* WORK TASK:
Reprint every line of the data, keeping each character intact.

=== Section Start ===

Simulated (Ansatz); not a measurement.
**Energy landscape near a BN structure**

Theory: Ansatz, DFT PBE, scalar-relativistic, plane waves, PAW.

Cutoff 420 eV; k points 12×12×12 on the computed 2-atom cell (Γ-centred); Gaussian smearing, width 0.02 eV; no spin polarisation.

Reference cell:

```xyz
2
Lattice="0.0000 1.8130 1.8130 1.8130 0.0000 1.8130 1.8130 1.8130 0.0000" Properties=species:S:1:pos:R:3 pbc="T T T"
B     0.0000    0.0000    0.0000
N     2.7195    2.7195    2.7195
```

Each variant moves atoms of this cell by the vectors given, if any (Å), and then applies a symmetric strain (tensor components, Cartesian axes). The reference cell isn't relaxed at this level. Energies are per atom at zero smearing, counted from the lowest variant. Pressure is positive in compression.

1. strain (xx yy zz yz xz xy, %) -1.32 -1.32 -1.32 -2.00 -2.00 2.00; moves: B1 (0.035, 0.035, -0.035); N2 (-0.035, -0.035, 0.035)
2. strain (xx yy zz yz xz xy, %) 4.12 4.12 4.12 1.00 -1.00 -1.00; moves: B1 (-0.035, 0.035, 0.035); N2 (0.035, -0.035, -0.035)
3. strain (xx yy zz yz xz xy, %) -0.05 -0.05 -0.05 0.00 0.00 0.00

=== Section End ===

* SOLUTION:
Simulated (Ansatz); not a measurement.
**Energy landscape near a BN structure**

Theory: Ansatz, DFT PBE, scalar-relativistic, plane waves, PAW.

Cutoff 420 eV; k points 12×12×12 on the computed 2-atom cell (Γ-centred); Gaussian smearing, width 0.02 eV; no spin polarisation.

Reference cell:

```xyz
2
Lattice="0.0000 1.8130 1.8130 1.8130 0.0000 1.8130 1.8130 1.8130 0.0000" Properties=species:S:1:pos:R:3 pbc="T T T"
B     0.0000    0.0000    0.0000
N     2.7195    2.7195    2.7195
```

Each variant moves atoms of this cell by the vectors given, if any (Å), and then applies a symmetric strain (tensor components, Cartesian axes). The reference cell isn't relaxed at this level. Energies are per atom at zero smearing, counted from the lowest variant. Pressure is positive in compression.

1. strain (xx yy zz yz xz xy, %) -1.32 -1.32 -1.32 -2.00 -2.00 2.00; moves: B1 (0.035, 0.035, -0.035); N2 (-0.035, -0.035, 0.035)
2. strain (xx yy zz yz xz xy, %) 4.12 4.12 4.12 1.00 -1.00 -1.00; moves: B1 (-0.035, 0.035, 0.035); N2 (0.035, -0.035, -0.035)
3. strain (xx yy zz yz xz xy, %) -0.05 -0.05 -0.05 0.00 0.00 0.00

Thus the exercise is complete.